__Activity__: In the entries below, find the line with "An element in" and the line with "Q: Which element is it?". Return those two lines and all lines between them, exactly.

------------
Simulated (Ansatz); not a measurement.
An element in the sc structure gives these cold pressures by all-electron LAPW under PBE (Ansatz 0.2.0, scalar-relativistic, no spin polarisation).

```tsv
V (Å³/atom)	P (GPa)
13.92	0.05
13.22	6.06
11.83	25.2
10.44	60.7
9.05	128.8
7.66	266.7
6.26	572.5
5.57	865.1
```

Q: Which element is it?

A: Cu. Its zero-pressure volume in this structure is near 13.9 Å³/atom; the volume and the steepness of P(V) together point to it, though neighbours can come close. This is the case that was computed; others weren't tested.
------------

__Task result__:
An element in the sc structure gives these cold pressures by all-electron LAPW under PBE (Ansatz 0.2.0, scalar-relativistic, no spin polarisation).

```tsv
V (Å³/atom)	P (GPa)
13.92	0.05
13.22	6.06
11.83	25.2
10.44	60.7
9.05	128.8
7.66	266.7
6.26	572.5
5.57	865.1
```

Q: Which element is it?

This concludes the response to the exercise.